····················

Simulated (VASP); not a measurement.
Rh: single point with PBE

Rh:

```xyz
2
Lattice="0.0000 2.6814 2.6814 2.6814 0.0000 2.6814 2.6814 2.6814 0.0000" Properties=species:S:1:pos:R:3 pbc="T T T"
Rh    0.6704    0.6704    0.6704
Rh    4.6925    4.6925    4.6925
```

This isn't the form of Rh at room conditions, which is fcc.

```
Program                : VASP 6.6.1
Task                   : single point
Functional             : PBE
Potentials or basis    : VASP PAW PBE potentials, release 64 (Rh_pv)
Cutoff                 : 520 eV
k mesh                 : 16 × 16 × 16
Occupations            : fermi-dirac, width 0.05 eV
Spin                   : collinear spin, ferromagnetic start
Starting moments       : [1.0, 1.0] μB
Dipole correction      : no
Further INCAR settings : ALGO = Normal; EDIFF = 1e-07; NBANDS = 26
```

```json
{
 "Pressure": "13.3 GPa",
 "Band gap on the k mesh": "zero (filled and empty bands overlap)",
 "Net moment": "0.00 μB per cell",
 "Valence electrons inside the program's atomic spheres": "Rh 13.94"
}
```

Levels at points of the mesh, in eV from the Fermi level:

····················

WORK INSTRUCTION -> Set down each entry from above once more, exactly as written.

EXERCISE RESPONSE ->
Simulated (VASP); not a measurement.
Rh: single point with PBE

Rh:

```xyz
2
Lattice="0.0000 2.6814 2.6814 2.6814 0.0000 2.6814 2.6814 2.6814 0.0000" Properties=species:S:1:pos:R:3 pbc="T T T"
Rh    0.6704    0.6704    0.6704
Rh    4.6925    4.6925    4.6925
```

This isn't the form of Rh at room conditions, which is fcc.

```
Program                : VASP 6.6.1
Task                   : single point
Functional             : PBE
Potentials or basis    : VASP PAW PBE potentials, release 64 (Rh_pv)
Cutoff                 : 520 eV
k mesh                 : 16 × 16 × 16
Occupations            : fermi-dirac, width 0.05 eV
Spin                   : collinear spin, ferromagnetic start
Starting moments       : [1.0, 1.0] μB
Dipole correction      : no
Further INCAR settings : ALGO = Normal; EDIFF = 1e-07; NBANDS = 26
```

```json
{
 "Pressure": "13.3 GPa",
 "Band gap on the k mesh": "zero (filled and empty bands overlap)",
 "Net moment": "0.00 μB per cell",
 "Valence electrons inside the program's atomic spheres": "Rh 13.94"
}
```

Levels at points of the mesh, in eV from the Fermi level:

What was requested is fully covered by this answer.